Task item:
Return the records exactly, from the first line through the "mesh: 1.35 eV" line.

Segment Start: Dataset extract
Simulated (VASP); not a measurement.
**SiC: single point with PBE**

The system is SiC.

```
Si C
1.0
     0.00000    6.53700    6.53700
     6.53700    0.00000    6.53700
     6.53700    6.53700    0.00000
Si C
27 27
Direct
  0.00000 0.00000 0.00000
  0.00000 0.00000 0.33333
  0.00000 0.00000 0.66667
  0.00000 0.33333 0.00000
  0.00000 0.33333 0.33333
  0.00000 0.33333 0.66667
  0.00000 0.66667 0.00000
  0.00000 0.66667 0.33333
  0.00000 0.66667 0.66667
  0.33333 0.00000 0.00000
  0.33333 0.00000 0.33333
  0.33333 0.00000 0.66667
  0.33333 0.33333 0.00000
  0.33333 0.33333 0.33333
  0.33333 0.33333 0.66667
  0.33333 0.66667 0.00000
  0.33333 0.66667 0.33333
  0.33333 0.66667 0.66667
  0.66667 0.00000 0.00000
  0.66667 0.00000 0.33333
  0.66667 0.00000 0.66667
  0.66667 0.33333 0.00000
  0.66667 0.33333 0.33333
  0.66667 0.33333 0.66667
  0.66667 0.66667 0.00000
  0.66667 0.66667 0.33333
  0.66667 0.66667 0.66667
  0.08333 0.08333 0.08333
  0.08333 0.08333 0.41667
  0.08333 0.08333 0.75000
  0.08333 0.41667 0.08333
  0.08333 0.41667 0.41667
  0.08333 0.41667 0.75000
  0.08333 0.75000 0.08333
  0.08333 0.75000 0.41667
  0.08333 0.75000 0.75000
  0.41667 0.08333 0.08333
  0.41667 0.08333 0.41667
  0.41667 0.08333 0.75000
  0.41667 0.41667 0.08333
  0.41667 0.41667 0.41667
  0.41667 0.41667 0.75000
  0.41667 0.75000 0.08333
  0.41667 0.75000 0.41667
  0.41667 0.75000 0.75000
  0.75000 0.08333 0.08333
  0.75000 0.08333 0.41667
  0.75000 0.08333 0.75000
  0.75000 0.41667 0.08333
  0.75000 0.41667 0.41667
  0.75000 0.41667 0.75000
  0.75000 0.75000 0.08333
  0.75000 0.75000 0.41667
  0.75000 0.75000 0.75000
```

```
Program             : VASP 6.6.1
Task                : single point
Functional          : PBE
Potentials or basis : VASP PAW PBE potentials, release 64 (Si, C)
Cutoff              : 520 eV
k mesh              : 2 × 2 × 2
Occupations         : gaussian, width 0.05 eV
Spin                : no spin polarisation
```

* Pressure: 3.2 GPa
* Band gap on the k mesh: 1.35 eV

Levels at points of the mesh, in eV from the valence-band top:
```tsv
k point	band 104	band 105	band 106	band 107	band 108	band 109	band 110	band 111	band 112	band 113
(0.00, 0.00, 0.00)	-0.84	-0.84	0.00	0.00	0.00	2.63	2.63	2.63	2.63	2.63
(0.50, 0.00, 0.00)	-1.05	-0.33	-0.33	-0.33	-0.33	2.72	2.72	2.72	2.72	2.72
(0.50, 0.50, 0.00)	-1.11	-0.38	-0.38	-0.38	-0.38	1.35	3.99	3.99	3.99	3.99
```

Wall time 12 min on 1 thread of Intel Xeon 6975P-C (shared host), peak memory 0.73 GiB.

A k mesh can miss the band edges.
Segment End: Dataset extract

Exercise answer:
Simulated (VASP); not a measurement.
**SiC: single point with PBE**

The system is SiC.

```
Si C
1.0
     0.00000    6.53700    6.53700
     6.53700    0.00000    6.53700
     6.53700    6.53700    0.00000
Si C
27 27
Direct
  0.00000 0.00000 0.00000
  0.00000 0.00000 0.33333
  0.00000 0.00000 0.66667
  0.00000 0.33333 0.00000
  0.00000 0.33333 0.33333
  0.00000 0.33333 0.66667
  0.00000 0.66667 0.00000
  0.00000 0.66667 0.33333
  0.00000 0.66667 0.66667
  0.33333 0.00000 0.00000
  0.33333 0.00000 0.33333
  0.33333 0.00000 0.66667
  0.33333 0.33333 0.00000
  0.33333 0.33333 0.33333
  0.33333 0.33333 0.66667
  0.33333 0.66667 0.00000
  0.33333 0.66667 0.33333
  0.33333 0.66667 0.66667
  0.66667 0.00000 0.00000
  0.66667 0.00000 0.33333
  0.66667 0.00000 0.66667
  0.66667 0.33333 0.00000
  0.66667 0.33333 0.33333
  0.66667 0.33333 0.66667
  0.66667 0.66667 0.00000
  0.66667 0.66667 0.33333
  0.66667 0.66667 0.66667
  0.08333 0.08333 0.08333
  0.08333 0.08333 0.41667
  0.08333 0.08333 0.75000
  0.08333 0.41667 0.08333
  0.08333 0.41667 0.41667
  0.08333 0.41667 0.75000
  0.08333 0.75000 0.08333
  0.08333 0.75000 0.41667
  0.08333 0.75000 0.75000
  0.41667 0.08333 0.08333
  0.41667 0.08333 0.41667
  0.41667 0.08333 0.75000
  0.41667 0.41667 0.08333
  0.41667 0.41667 0.41667
  0.41667 0.41667 0.75000
  0.41667 0.75000 0.08333
  0.41667 0.75000 0.41667
  0.41667 0.75000 0.75000
  0.75000 0.08333 0.08333
  0.75000 0.08333 0.41667
  0.75000 0.08333 0.75000
  0.75000 0.41667 0.08333
  0.75000 0.41667 0.41667
  0.75000 0.41667 0.75000
  0.75000 0.75000 0.08333
  0.75000 0.75000 0.41667
  0.75000 0.75000 0.75000
```

```
Program             : VASP 6.6.1
Task                : single point
Functional          : PBE
Potentials or basis : VASP PAW PBE potentials, release 64 (Si, C)
Cutoff              : 520 eV
k mesh              : 2 × 2 × 2
Occupations         : gaussian, width 0.05 eV
Spin                : no spin polarisation
```

* Pressure: 3.2 GPa
* Band gap on the k mesh: 1.35 eV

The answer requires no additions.